* [BRIEF]:
Copy out the entries exactly, from the first line to the last.

* [MATERIAL PROVIDED]:
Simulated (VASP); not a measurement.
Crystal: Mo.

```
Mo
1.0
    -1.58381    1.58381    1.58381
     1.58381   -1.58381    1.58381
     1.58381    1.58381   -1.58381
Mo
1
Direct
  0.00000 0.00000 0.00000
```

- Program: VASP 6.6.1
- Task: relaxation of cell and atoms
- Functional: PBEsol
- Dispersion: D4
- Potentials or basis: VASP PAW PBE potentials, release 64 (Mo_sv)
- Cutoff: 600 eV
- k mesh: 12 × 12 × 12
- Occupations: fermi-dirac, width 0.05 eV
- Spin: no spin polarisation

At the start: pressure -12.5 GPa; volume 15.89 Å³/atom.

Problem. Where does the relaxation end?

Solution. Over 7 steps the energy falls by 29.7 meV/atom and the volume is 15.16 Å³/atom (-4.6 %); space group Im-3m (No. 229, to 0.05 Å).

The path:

* [TASK SOLUTION]:
Simulated (VASP); not a measurement.
Crystal: Mo.

```
Mo
1.0
    -1.58381    1.58381    1.58381
     1.58381   -1.58381    1.58381
     1.58381    1.58381   -1.58381
Mo
1
Direct
  0.00000 0.00000 0.00000
```

- Program: VASP 6.6.1
- Task: relaxation of cell and atoms
- Functional: PBEsol
- Dispersion: D4
- Potentials or basis: VASP PAW PBE potentials, release 64 (Mo_sv)
- Cutoff: 600 eV
- k mesh: 12 × 12 × 12
- Occupations: fermi-dirac, width 0.05 eV
- Spin: no spin polarisation

At the start: pressure -12.5 GPa; volume 15.89 Å³/atom.

Problem. Where does the relaxation end?

Solution. Over 7 steps the energy falls by 29.7 meV/atom and the volume is 15.16 Å³/atom (-4.6 %); space group Im-3m (No. 229, to 0.05 Å).

The path:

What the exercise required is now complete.